[SUPPLIED INFORMATION]
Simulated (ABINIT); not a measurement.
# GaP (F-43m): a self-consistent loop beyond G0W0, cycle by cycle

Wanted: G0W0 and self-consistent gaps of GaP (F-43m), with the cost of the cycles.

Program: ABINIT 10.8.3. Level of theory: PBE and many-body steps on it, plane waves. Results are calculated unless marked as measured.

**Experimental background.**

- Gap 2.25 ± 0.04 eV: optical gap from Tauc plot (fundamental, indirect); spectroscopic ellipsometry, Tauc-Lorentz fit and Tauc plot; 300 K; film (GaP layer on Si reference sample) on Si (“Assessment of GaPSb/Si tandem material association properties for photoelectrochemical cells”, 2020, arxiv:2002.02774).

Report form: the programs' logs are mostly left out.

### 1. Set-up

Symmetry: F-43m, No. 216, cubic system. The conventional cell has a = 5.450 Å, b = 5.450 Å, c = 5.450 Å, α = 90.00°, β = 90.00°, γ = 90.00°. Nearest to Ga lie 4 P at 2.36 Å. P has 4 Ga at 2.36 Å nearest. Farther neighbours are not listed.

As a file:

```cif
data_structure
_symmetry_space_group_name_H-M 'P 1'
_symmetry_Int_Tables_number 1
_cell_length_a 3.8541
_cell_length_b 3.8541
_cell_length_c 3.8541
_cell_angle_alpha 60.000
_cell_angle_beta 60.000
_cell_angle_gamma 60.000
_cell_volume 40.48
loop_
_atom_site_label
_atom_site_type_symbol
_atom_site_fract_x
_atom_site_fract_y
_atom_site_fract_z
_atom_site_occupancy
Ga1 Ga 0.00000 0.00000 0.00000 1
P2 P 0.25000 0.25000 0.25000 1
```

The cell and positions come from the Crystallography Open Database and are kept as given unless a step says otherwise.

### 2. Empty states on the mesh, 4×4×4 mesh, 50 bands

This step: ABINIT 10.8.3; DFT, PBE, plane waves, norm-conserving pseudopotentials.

[EXERCISE] Although the records may continue, retype only the lines from the first one through the one containing "### 2. Empty", exactly as they appear.

[EXPECTED ANSWER]
Simulated (ABINIT); not a measurement.
# GaP (F-43m): a self-consistent loop beyond G0W0, cycle by cycle

Wanted: G0W0 and self-consistent gaps of GaP (F-43m), with the cost of the cycles.

Program: ABINIT 10.8.3. Level of theory: PBE and many-body steps on it, plane waves. Results are calculated unless marked as measured.

**Experimental background.**

- Gap 2.25 ± 0.04 eV: optical gap from Tauc plot (fundamental, indirect); spectroscopic ellipsometry, Tauc-Lorentz fit and Tauc plot; 300 K; film (GaP layer on Si reference sample) on Si (“Assessment of GaPSb/Si tandem material association properties for photoelectrochemical cells”, 2020, arxiv:2002.02774).

Report form: the programs' logs are mostly left out.

### 1. Set-up

Symmetry: F-43m, No. 216, cubic system. The conventional cell has a = 5.450 Å, b = 5.450 Å, c = 5.450 Å, α = 90.00°, β = 90.00°, γ = 90.00°. Nearest to Ga lie 4 P at 2.36 Å. P has 4 Ga at 2.36 Å nearest. Farther neighbours are not listed.

As a file:

```cif
data_structure
_symmetry_space_group_name_H-M 'P 1'
_symmetry_Int_Tables_number 1
_cell_length_a 3.8541
_cell_length_b 3.8541
_cell_length_c 3.8541
_cell_angle_alpha 60.000
_cell_angle_beta 60.000
_cell_angle_gamma 60.000
_cell_volume 40.48
loop_
_atom_site_label
_atom_site_type_symbol
_atom_site_fract_x
_atom_site_fract_y
_atom_site_fract_z
_atom_site_occupancy
Ga1 Ga 0.00000 0.00000 0.00000 1
P2 P 0.25000 0.25000 0.25000 1
```

The cell and positions come from the Crystallography Open Database and are kept as given unless a step says otherwise.

### 2. Empty states on the mesh, 4×4×4 mesh, 50 bands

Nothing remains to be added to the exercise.